····················

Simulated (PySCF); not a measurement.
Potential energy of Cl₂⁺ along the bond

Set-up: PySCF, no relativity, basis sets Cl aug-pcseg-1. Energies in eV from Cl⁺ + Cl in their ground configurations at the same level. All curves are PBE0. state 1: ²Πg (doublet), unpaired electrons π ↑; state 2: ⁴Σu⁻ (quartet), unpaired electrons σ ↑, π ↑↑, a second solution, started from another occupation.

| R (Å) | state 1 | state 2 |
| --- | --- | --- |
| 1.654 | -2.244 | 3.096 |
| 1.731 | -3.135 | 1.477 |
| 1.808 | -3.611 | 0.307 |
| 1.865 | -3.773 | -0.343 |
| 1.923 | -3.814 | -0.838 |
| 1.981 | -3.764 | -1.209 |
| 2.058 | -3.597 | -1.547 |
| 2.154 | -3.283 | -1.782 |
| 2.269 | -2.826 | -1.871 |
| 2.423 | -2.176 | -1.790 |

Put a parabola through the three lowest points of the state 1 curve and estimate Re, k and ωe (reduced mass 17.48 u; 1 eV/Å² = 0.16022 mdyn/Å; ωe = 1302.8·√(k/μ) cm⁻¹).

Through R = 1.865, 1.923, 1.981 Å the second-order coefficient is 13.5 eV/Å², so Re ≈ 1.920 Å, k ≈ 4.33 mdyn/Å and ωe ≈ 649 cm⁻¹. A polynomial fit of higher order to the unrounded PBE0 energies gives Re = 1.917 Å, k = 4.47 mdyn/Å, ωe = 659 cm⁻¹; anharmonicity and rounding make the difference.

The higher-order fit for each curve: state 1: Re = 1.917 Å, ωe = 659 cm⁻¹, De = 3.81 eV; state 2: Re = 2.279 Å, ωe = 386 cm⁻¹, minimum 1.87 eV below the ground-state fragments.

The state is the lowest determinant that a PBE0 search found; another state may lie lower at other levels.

····················

Reproduce, character for character, only the lines of the preceding data that start at the line with "-3.814 | -0.838 |" and end at the line with "Put a parabola", both included.

» EXPECTED ANSWER:
| 1.923 | -3.814 | -0.838 |
| 1.981 | -3.764 | -1.209 |
| 2.058 | -3.597 | -1.547 |
| 2.154 | -3.283 | -1.782 |
| 2.269 | -2.826 | -1.871 |
| 2.423 | -2.176 | -1.790 |

Put a parabola through the three lowest points of the state 1 curve and estimate Re, k and ωe (reduced mass 17.48 u; 1 eV/Å² = 0.16022 mdyn/Å; ωe = 1302.8·√(k/μ) cm⁻¹).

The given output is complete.